ACTION ITEM
Quote exactly and only this range of lines in the data below: the line that holds "Ansatz 0.2.0 |" to the line that holds "components (eV/Å): 0.057", both included.

[Start of Attachment]

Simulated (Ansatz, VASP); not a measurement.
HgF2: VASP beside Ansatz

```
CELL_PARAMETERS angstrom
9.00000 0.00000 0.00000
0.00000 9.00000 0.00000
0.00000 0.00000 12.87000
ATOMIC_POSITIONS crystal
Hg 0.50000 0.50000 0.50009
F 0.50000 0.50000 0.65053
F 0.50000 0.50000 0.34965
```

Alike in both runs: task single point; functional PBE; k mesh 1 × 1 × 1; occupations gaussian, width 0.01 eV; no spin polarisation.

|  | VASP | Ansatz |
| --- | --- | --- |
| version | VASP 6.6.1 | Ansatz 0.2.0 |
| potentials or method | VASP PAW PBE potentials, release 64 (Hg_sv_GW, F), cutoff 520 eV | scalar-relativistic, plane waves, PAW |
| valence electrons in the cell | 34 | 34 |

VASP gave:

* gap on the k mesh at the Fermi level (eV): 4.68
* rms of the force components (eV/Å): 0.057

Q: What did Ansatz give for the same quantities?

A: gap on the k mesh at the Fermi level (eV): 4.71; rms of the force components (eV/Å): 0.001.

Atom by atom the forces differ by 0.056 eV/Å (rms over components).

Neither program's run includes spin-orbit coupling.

[End of Attachment]

TASK OUTPUT
| version | VASP 6.6.1 | Ansatz 0.2.0 |
| potentials or method | VASP PAW PBE potentials, release 64 (Hg_sv_GW, F), cutoff 520 eV | scalar-relativistic, plane waves, PAW |
| valence electrons in the cell | 34 | 34 |

VASP gave:

* gap on the k mesh at the Fermi level (eV): 4.68
* rms of the force components (eV/Å): 0.057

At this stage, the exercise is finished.